» WORK TASK: Copy every record exactly. Nothing may be skipped.

..........
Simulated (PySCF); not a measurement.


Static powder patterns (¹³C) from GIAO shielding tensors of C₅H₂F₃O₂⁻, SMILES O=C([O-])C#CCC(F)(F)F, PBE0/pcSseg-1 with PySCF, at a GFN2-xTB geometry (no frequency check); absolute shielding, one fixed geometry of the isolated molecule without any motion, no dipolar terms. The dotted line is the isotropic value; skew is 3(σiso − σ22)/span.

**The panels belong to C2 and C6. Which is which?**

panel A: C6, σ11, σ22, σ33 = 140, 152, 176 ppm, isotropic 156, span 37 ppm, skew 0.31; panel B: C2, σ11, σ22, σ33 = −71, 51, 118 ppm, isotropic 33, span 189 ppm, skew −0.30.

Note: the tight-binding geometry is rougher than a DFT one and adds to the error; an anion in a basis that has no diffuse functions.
..........

» TASK SOLUTION:
Simulated (PySCF); not a measurement.


Static powder patterns (¹³C) from GIAO shielding tensors of C₅H₂F₃O₂⁻, SMILES O=C([O-])C#CCC(F)(F)F, PBE0/pcSseg-1 with PySCF, at a GFN2-xTB geometry (no frequency check); absolute shielding, one fixed geometry of the isolated molecule without any motion, no dipolar terms. The dotted line is the isotropic value; skew is 3(σiso − σ22)/span.

**The panels belong to C2 and C6. Which is which?**

panel A: C6, σ11, σ22, σ33 = 140, 152, 176 ppm, isotropic 156, span 37 ppm, skew 0.31; panel B: C2, σ11, σ22, σ33 = −71, 51, 118 ppm, isotropic 33, span 189 ppm, skew −0.30.

Note: the tight-binding geometry is rougher than a DFT one and adds to the error; an anion in a basis that has no diffuse functions.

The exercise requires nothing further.